═════ LISTED ENTRIES

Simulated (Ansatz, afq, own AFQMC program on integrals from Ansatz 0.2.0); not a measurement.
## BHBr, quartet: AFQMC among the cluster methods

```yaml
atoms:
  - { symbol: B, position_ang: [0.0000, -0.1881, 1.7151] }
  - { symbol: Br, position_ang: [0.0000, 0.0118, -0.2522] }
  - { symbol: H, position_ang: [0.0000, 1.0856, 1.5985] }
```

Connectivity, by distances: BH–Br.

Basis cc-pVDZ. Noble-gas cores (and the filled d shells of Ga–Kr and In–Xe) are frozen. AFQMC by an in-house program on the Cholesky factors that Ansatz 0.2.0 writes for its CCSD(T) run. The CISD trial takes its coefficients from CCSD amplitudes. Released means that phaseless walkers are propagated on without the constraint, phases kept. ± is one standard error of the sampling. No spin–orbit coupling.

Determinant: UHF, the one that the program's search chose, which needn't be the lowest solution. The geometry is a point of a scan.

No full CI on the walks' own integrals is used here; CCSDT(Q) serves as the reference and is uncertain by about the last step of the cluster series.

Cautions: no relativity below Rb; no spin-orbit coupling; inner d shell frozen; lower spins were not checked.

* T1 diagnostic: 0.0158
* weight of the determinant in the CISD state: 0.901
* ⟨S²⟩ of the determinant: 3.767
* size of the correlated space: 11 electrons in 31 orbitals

══════════

*ACTIVITY*
Print exactly the lines of the listing above starting at the line containing "Determinant: UHF, the" and ending at the line containing "the determinant: 3.767", both included.

*EXERCISE RESULT*
Determinant: UHF, the one that the program's search chose, which needn't be the lowest solution. The geometry is a point of a scan.

No full CI on the walks' own integrals is used here; CCSDT(Q) serves as the reference and is uncertain by about the last step of the cluster series.

Cautions: no relativity below Rb; no spin-orbit coupling; inner d shell frozen; lower spins were not checked.

* T1 diagnostic: 0.0158
* weight of the determinant in the CISD state: 0.901
* ⟨S²⟩ of the determinant: 3.767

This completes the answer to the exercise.